§ **Data extract**
•••
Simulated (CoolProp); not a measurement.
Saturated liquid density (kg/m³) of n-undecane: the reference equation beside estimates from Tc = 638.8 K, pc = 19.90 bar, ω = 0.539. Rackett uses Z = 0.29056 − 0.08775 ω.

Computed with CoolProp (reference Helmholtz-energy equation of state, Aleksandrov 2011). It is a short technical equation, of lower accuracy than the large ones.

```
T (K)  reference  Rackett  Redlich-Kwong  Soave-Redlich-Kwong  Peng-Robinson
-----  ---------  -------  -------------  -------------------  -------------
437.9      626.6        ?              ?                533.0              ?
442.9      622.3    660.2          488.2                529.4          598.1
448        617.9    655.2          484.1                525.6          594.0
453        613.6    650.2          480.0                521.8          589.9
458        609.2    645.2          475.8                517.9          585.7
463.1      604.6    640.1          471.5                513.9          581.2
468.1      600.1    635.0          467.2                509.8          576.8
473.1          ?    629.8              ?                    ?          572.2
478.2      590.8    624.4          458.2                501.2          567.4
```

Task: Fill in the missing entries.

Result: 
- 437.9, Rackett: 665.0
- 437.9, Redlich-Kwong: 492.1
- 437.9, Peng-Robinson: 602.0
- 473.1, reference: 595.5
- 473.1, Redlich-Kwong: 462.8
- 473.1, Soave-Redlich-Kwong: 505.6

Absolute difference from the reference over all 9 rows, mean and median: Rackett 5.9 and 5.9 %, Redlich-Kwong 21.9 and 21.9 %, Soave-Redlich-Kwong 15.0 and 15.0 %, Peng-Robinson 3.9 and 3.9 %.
•••

§ **Work request**
Starting at the top of the listing above, repeat every line exactly until the line that contains "- 473.1, Soave-Redlich-Kwong: 505.6" has been repeated too.

§ **Task answer**
Simulated (CoolProp); not a measurement.
Saturated liquid density (kg/m³) of n-undecane: the reference equation beside estimates from Tc = 638.8 K, pc = 19.90 bar, ω = 0.539. Rackett uses Z = 0.29056 − 0.08775 ω.

Computed with CoolProp (reference Helmholtz-energy equation of state, Aleksandrov 2011). It is a short technical equation, of lower accuracy than the large ones.

```
T (K)  reference  Rackett  Redlich-Kwong  Soave-Redlich-Kwong  Peng-Robinson
-----  ---------  -------  -------------  -------------------  -------------
437.9      626.6        ?              ?                533.0              ?
442.9      622.3    660.2          488.2                529.4          598.1
448        617.9    655.2          484.1                525.6          594.0
453        613.6    650.2          480.0                521.8          589.9
458        609.2    645.2          475.8                517.9          585.7
463.1      604.6    640.1          471.5                513.9          581.2
468.1      600.1    635.0          467.2                509.8          576.8
473.1          ?    629.8              ?                    ?          572.2
478.2      590.8    624.4          458.2                501.2          567.4
```

Task: Fill in the missing entries.

Result: 
- 437.9, Rackett: 665.0
- 437.9, Redlich-Kwong: 492.1
- 437.9, Peng-Robinson: 602.0
- 473.1, reference: 595.5
- 473.1, Redlich-Kwong: 462.8
- 473.1, Soave-Redlich-Kwong: 505.6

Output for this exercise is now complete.